WORK ITEM. Please output each entry in the material beneath exactly as shown.

DATASET EXCERPTS.
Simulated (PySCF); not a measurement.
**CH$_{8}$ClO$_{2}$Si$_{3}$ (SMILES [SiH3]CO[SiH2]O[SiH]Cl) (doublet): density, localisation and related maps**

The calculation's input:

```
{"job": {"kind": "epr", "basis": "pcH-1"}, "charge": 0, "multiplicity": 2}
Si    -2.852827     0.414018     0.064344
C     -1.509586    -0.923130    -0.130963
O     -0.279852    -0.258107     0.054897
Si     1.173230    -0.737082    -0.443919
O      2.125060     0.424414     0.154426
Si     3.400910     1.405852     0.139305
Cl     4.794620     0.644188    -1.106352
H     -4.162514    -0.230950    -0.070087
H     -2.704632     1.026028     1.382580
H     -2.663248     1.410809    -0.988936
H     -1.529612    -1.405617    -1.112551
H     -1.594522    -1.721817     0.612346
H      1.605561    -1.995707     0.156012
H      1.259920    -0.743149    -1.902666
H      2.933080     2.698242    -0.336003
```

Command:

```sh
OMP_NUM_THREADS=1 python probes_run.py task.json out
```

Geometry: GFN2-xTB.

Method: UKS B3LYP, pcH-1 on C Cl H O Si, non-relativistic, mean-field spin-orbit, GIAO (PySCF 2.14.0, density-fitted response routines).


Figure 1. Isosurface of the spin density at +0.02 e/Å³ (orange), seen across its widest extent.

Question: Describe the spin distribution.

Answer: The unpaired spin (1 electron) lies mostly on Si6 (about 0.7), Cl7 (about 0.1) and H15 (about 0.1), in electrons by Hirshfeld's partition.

EXPECTED ANSWER.
Simulated (PySCF); not a measurement.
**CH$_{8}$ClO$_{2}$Si$_{3}$ (SMILES [SiH3]CO[SiH2]O[SiH]Cl) (doublet): density, localisation and related maps**

The calculation's input:

```
{"job": {"kind": "epr", "basis": "pcH-1"}, "charge": 0, "multiplicity": 2}
Si    -2.852827     0.414018     0.064344
C     -1.509586    -0.923130    -0.130963
O     -0.279852    -0.258107     0.054897
Si     1.173230    -0.737082    -0.443919
O      2.125060     0.424414     0.154426
Si     3.400910     1.405852     0.139305
Cl     4.794620     0.644188    -1.106352
H     -4.162514    -0.230950    -0.070087
H     -2.704632     1.026028     1.382580
H     -2.663248     1.410809    -0.988936
H     -1.529612    -1.405617    -1.112551
H     -1.594522    -1.721817     0.612346
H      1.605561    -1.995707     0.156012
H      1.259920    -0.743149    -1.902666
H      2.933080     2.698242    -0.336003
```

Command:

```sh
OMP_NUM_THREADS=1 python probes_run.py task.json out
```

Geometry: GFN2-xTB.

Method: UKS B3LYP, pcH-1 on C Cl H O Si, non-relativistic, mean-field spin-orbit, GIAO (PySCF 2.14.0, density-fitted response routines).


Figure 1. Isosurface of the spin density at +0.02 e/Å³ (orange), seen across its widest extent.

Question: Describe the spin distribution.

Answer: The unpaired spin (1 electron) lies mostly on Si6 (about 0.7), Cl7 (about 0.1) and H15 (about 0.1), in electrons by Hirshfeld's partition.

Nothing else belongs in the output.